──────── PROVIDED DATA

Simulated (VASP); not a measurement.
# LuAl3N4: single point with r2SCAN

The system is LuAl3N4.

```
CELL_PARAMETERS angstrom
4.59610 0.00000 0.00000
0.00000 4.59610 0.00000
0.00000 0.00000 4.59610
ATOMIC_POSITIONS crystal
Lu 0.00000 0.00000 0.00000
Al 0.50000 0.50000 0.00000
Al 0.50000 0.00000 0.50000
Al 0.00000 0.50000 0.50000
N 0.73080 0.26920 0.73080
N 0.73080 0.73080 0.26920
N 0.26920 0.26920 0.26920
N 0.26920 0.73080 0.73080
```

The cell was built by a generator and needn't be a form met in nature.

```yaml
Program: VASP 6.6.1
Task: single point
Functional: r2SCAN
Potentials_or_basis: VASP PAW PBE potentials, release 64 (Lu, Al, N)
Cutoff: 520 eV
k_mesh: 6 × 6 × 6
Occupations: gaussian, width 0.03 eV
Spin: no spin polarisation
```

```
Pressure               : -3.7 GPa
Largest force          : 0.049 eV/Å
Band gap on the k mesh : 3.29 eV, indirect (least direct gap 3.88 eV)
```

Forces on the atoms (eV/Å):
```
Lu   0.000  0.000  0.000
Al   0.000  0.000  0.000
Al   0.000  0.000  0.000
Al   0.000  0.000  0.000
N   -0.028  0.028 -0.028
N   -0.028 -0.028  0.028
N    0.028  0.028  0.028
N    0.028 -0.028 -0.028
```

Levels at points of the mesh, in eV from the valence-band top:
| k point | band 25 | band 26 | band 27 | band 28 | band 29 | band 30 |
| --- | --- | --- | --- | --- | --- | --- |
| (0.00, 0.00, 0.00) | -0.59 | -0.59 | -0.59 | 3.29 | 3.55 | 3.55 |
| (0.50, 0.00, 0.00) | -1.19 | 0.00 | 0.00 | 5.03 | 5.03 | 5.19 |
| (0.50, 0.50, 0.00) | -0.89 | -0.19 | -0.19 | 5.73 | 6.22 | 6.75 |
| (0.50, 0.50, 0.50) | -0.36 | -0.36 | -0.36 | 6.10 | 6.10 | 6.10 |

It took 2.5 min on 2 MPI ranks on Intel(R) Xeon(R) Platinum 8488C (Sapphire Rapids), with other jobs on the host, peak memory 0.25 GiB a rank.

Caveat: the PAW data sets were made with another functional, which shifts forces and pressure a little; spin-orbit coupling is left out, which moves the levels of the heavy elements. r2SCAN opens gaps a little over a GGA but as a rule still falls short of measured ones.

────────────────

### ACTIVITY
Up to and including the line with "6.22 | 6.75 |", print every line of the records from the start.

### PROBLEM SOLUTION
Simulated (VASP); not a measurement.
# LuAl3N4: single point with r2SCAN

The system is LuAl3N4.

```
CELL_PARAMETERS angstrom
4.59610 0.00000 0.00000
0.00000 4.59610 0.00000
0.00000 0.00000 4.59610
ATOMIC_POSITIONS crystal
Lu 0.00000 0.00000 0.00000
Al 0.50000 0.50000 0.00000
Al 0.50000 0.00000 0.50000
Al 0.00000 0.50000 0.50000
N 0.73080 0.26920 0.73080
N 0.73080 0.73080 0.26920
N 0.26920 0.26920 0.26920
N 0.26920 0.73080 0.73080
```

The cell was built by a generator and needn't be a form met in nature.

```yaml
Program: VASP 6.6.1
Task: single point
Functional: r2SCAN
Potentials_or_basis: VASP PAW PBE potentials, release 64 (Lu, Al, N)
Cutoff: 520 eV
k_mesh: 6 × 6 × 6
Occupations: gaussian, width 0.03 eV
Spin: no spin polarisation
```

```
Pressure               : -3.7 GPa
Largest force          : 0.049 eV/Å
Band gap on the k mesh : 3.29 eV, indirect (least direct gap 3.88 eV)
```

Forces on the atoms (eV/Å):
```
Lu   0.000  0.000  0.000
Al   0.000  0.000  0.000
Al   0.000  0.000  0.000
Al   0.000  0.000  0.000
N   -0.028  0.028 -0.028
N   -0.028 -0.028  0.028
N    0.028  0.028  0.028
N    0.028 -0.028 -0.028
```

Levels at points of the mesh, in eV from the valence-band top:
| k point | band 25 | band 26 | band 27 | band 28 | band 29 | band 30 |
| --- | --- | --- | --- | --- | --- | --- |
| (0.00, 0.00, 0.00) | -0.59 | -0.59 | -0.59 | 3.29 | 3.55 | 3.55 |
| (0.50, 0.00, 0.00) | -1.19 | 0.00 | 0.00 | 5.03 | 5.03 | 5.19 |
| (0.50, 0.50, 0.00) | -0.89 | -0.19 | -0.19 | 5.73 | 6.22 | 6.75 |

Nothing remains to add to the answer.